▸ Records shown:
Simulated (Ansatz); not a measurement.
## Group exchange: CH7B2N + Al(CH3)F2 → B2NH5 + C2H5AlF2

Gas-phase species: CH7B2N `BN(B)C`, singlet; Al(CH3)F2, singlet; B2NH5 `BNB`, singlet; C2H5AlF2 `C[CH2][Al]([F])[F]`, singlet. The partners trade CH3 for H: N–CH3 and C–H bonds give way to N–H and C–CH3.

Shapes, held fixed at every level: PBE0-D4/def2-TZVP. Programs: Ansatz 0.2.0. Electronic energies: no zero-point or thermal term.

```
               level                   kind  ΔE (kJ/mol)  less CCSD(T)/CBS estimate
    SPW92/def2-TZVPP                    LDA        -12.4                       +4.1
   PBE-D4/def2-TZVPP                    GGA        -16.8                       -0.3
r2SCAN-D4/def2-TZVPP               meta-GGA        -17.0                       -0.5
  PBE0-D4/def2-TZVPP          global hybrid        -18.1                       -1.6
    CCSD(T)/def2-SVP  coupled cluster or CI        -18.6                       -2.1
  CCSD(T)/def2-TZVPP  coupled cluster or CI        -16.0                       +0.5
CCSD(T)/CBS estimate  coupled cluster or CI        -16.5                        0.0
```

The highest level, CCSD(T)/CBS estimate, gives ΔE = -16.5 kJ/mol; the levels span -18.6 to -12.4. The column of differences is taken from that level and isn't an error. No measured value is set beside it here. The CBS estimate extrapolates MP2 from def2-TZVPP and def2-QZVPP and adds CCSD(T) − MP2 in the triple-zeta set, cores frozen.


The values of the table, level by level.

▸ Exercise:
All of the material should be written out again exactly.

▸ Answer area:
Simulated (Ansatz); not a measurement.
## Group exchange: CH7B2N + Al(CH3)F2 → B2NH5 + C2H5AlF2

Gas-phase species: CH7B2N `BN(B)C`, singlet; Al(CH3)F2, singlet; B2NH5 `BNB`, singlet; C2H5AlF2 `C[CH2][Al]([F])[F]`, singlet. The partners trade CH3 for H: N–CH3 and C–H bonds give way to N–H and C–CH3.

Shapes, held fixed at every level: PBE0-D4/def2-TZVP. Programs: Ansatz 0.2.0. Electronic energies: no zero-point or thermal term.

```
               level                   kind  ΔE (kJ/mol)  less CCSD(T)/CBS estimate
    SPW92/def2-TZVPP                    LDA        -12.4                       +4.1
   PBE-D4/def2-TZVPP                    GGA        -16.8                       -0.3
r2SCAN-D4/def2-TZVPP               meta-GGA        -17.0                       -0.5
  PBE0-D4/def2-TZVPP          global hybrid        -18.1                       -1.6
    CCSD(T)/def2-SVP  coupled cluster or CI        -18.6                       -2.1
  CCSD(T)/def2-TZVPP  coupled cluster or CI        -16.0                       +0.5
CCSD(T)/CBS estimate  coupled cluster or CI        -16.5                        0.0
```

The highest level, CCSD(T)/CBS estimate, gives ΔE = -16.5 kJ/mol; the levels span -18.6 to -12.4. The column of differences is taken from that level and isn't an error. No measured value is set beside it here. The CBS estimate extrapolates MP2 from def2-TZVPP and def2-QZVPP and adds CCSD(T) − MP2 in the triple-zeta set, cores frozen.


The values of the table, level by level.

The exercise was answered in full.